> Data for review
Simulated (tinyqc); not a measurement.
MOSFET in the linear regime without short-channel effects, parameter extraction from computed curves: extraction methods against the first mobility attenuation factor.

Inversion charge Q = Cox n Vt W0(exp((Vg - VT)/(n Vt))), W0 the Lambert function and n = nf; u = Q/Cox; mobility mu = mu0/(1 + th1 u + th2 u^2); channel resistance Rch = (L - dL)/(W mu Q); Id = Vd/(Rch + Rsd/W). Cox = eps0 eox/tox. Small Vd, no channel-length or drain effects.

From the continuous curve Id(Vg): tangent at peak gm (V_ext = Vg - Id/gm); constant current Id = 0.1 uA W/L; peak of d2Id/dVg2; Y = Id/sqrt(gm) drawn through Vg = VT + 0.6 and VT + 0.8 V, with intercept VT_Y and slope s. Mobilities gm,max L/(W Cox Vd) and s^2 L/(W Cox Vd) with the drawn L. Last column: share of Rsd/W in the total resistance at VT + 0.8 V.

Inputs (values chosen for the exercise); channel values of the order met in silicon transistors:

> Assigned task
Please transcribe the data shown above in full, exactly as it stands.

> Reply
Simulated (tinyqc); not a measurement.
MOSFET in the linear regime without short-channel effects, parameter extraction from computed curves: extraction methods against the first mobility attenuation factor.

Inversion charge Q = Cox n Vt W0(exp((Vg - VT)/(n Vt))), W0 the Lambert function and n = nf; u = Q/Cox; mobility mu = mu0/(1 + th1 u + th2 u^2); channel resistance Rch = (L - dL)/(W mu Q); Id = Vd/(Rch + Rsd/W). Cox = eps0 eox/tox. Small Vd, no channel-length or drain effects.

From the continuous curve Id(Vg): tangent at peak gm (V_ext = Vg - Id/gm); constant current Id = 0.1 uA W/L; peak of d2Id/dVg2; Y = Id/sqrt(gm) drawn through Vg = VT + 0.6 and VT + 0.8 V, with intercept VT_Y and slope s. Mobilities gm,max L/(W Cox Vd) and s^2 L/(W Cox Vd) with the drawn L. Last column: share of Rsd/W in the total resistance at VT + 0.8 V.

Inputs (values chosen for the exercise); channel values of the order met in silicon transistors:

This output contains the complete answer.